▶ Work task:
Your task is to reproduce exactly the lines that run from the beginning of the data through the line where "r2SCAN gives the" appears.

··· Given records

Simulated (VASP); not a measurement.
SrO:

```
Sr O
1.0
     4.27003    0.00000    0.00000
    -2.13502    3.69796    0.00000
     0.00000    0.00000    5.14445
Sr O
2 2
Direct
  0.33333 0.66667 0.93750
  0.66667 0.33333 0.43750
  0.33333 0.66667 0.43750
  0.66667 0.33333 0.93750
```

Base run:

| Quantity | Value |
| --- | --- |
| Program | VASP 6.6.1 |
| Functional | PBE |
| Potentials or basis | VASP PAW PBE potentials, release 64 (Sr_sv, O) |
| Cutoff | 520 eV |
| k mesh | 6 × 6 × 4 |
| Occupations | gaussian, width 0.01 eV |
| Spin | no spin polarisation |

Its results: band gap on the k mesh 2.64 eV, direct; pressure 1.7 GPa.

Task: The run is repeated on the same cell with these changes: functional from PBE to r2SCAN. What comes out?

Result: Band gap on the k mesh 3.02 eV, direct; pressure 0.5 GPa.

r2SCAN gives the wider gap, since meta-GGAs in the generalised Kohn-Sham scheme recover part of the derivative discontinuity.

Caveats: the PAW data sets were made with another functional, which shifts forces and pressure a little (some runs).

······

▶ Task answer:
Simulated (VASP); not a measurement.
SrO:

```
Sr O
1.0
     4.27003    0.00000    0.00000
    -2.13502    3.69796    0.00000
     0.00000    0.00000    5.14445
Sr O
2 2
Direct
  0.33333 0.66667 0.93750
  0.66667 0.33333 0.43750
  0.33333 0.66667 0.43750
  0.66667 0.33333 0.93750
```

Base run:

| Quantity | Value |
| --- | --- |
| Program | VASP 6.6.1 |
| Functional | PBE |
| Potentials or basis | VASP PAW PBE potentials, release 64 (Sr_sv, O) |
| Cutoff | 520 eV |
| k mesh | 6 × 6 × 4 |
| Occupations | gaussian, width 0.01 eV |
| Spin | no spin polarisation |

Its results: band gap on the k mesh 2.64 eV, direct; pressure 1.7 GPa.

Task: The run is repeated on the same cell with these changes: functional from PBE to r2SCAN. What comes out?

Result: Band gap on the k mesh 3.02 eV, direct; pressure 0.5 GPa.

r2SCAN gives the wider gap, since meta-GGAs in the generalised Kohn-Sham scheme recover part of the derivative discontinuity.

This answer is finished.